Excerpted records Block Start

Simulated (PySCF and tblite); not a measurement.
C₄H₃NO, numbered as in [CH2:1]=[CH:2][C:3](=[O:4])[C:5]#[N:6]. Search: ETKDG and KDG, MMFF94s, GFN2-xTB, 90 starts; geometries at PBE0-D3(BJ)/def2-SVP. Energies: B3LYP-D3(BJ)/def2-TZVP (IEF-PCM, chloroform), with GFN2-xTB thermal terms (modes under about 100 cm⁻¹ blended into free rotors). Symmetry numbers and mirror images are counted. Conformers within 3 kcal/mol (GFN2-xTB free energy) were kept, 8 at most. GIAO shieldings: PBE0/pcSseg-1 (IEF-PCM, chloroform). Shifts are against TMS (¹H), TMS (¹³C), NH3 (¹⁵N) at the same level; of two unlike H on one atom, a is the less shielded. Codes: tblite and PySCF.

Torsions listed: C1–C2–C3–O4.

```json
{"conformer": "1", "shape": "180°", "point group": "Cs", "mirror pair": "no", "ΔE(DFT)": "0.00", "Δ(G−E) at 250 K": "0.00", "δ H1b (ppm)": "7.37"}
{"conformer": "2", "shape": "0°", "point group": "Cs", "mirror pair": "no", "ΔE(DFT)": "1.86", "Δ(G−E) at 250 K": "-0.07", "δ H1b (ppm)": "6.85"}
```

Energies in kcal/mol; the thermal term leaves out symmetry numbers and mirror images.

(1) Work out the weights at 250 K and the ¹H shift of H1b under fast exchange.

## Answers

Excerpted records Block End

■ **Work request**: Quote exactly the lines running from the start of the listing above through the line where "(1) Work out" is found, and output no other lines.

■ **Response**:
Simulated (PySCF and tblite); not a measurement.
C₄H₃NO, numbered as in [CH2:1]=[CH:2][C:3](=[O:4])[C:5]#[N:6]. Search: ETKDG and KDG, MMFF94s, GFN2-xTB, 90 starts; geometries at PBE0-D3(BJ)/def2-SVP. Energies: B3LYP-D3(BJ)/def2-TZVP (IEF-PCM, chloroform), with GFN2-xTB thermal terms (modes under about 100 cm⁻¹ blended into free rotors). Symmetry numbers and mirror images are counted. Conformers within 3 kcal/mol (GFN2-xTB free energy) were kept, 8 at most. GIAO shieldings: PBE0/pcSseg-1 (IEF-PCM, chloroform). Shifts are against TMS (¹H), TMS (¹³C), NH3 (¹⁵N) at the same level; of two unlike H on one atom, a is the less shielded. Codes: tblite and PySCF.

Torsions listed: C1–C2–C3–O4.

```json
{"conformer": "1", "shape": "180°", "point group": "Cs", "mirror pair": "no", "ΔE(DFT)": "0.00", "Δ(G−E) at 250 K": "0.00", "δ H1b (ppm)": "7.37"}
{"conformer": "2", "shape": "0°", "point group": "Cs", "mirror pair": "no", "ΔE(DFT)": "1.86", "Δ(G−E) at 250 K": "-0.07", "δ H1b (ppm)": "6.85"}
```

Energies in kcal/mol; the thermal term leaves out symmetry numbers and mirror images.

(1) Work out the weights at 250 K and the ¹H shift of H1b under fast exchange.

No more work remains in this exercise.